++++ Information provided
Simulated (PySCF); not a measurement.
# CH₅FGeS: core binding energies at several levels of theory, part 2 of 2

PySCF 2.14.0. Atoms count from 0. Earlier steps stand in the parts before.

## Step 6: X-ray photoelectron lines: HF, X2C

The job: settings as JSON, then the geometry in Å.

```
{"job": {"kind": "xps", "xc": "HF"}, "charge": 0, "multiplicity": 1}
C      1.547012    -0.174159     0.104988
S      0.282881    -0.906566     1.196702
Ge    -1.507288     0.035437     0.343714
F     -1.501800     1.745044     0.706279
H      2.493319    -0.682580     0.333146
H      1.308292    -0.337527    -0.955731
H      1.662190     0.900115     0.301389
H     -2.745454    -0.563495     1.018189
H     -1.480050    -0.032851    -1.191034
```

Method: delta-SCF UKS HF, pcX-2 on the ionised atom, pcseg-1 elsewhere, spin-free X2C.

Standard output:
++++++++

### Assignment
Above are the entries. Quote exactly the lines from the one bearing "The job: settings" through the one bearing "Method: delta-SCF UKS".

### Answer space
The job: settings as JSON, then the geometry in Å.

```
{"job": {"kind": "xps", "xc": "HF"}, "charge": 0, "multiplicity": 1}
C      1.547012    -0.174159     0.104988
S      0.282881    -0.906566     1.196702
Ge    -1.507288     0.035437     0.343714
F     -1.501800     1.745044     0.706279
H      2.493319    -0.682580     0.333146
H      1.308292    -0.337527    -0.955731
H      1.662190     0.900115     0.301389
H     -2.745454    -0.563495     1.018189
H     -1.480050    -0.032851    -1.191034
```

Method: delta-SCF UKS HF, pcX-2 on the ionised atom, pcseg-1 elsewhere, spin-free X2C.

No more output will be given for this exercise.